================
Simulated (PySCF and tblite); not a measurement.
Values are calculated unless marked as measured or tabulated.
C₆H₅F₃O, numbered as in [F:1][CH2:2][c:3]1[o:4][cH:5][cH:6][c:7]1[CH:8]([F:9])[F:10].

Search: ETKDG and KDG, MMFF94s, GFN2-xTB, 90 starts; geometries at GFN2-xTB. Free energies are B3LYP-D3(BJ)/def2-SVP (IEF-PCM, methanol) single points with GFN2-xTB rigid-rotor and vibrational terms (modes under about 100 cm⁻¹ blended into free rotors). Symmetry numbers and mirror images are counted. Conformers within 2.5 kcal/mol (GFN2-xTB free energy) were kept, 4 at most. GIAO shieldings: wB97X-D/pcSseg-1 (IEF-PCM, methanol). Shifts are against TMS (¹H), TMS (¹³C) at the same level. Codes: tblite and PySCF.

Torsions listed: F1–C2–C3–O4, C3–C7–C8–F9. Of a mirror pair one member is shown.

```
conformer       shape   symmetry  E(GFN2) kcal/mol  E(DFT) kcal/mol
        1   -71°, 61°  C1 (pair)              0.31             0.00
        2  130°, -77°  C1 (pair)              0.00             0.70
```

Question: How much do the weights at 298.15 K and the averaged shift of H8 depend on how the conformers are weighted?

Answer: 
================

Exercise
Set down, exactly as written, each line of the data from its opening line through the one containing "Question: How much". Output nothing more.

Task answer
Simulated (PySCF and tblite); not a measurement.
Values are calculated unless marked as measured or tabulated.
C₆H₅F₃O, numbered as in [F:1][CH2:2][c:3]1[o:4][cH:5][cH:6][c:7]1[CH:8]([F:9])[F:10].

Search: ETKDG and KDG, MMFF94s, GFN2-xTB, 90 starts; geometries at GFN2-xTB. Free energies are B3LYP-D3(BJ)/def2-SVP (IEF-PCM, methanol) single points with GFN2-xTB rigid-rotor and vibrational terms (modes under about 100 cm⁻¹ blended into free rotors). Symmetry numbers and mirror images are counted. Conformers within 2.5 kcal/mol (GFN2-xTB free energy) were kept, 4 at most. GIAO shieldings: wB97X-D/pcSseg-1 (IEF-PCM, methanol). Shifts are against TMS (¹H), TMS (¹³C) at the same level. Codes: tblite and PySCF.

Torsions listed: F1–C2–C3–O4, C3–C7–C8–F9. Of a mirror pair one member is shown.

```
conformer       shape   symmetry  E(GFN2) kcal/mol  E(DFT) kcal/mol
        1   -71°, 61°  C1 (pair)              0.31             0.00
        2  130°, -77°  C1 (pair)              0.00             0.70
```

Question: How much do the weights at 298.15 K and the averaged shift of H8 depend on how the conformers are weighted?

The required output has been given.